▼
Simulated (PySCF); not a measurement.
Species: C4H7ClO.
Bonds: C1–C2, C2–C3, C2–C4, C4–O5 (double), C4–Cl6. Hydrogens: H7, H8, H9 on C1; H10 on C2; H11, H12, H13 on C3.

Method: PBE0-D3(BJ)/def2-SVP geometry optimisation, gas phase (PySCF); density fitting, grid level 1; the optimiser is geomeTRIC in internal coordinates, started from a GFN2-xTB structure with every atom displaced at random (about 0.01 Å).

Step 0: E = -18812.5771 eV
▲

> [Activity] Reproduce the entries above exactly, starting at their first line and finishing with the line that contains "Bonds: C1–C2, C2–C3, C2–C4, C4–O5".

> [Task output]
Simulated (PySCF); not a measurement.
Species: C4H7ClO.
Bonds: C1–C2, C2–C3, C2–C4, C4–O5 (double), C4–Cl6. Hydrogens: H7, H8, H9 on C1; H10 on C2; H11, H12, H13 on C3.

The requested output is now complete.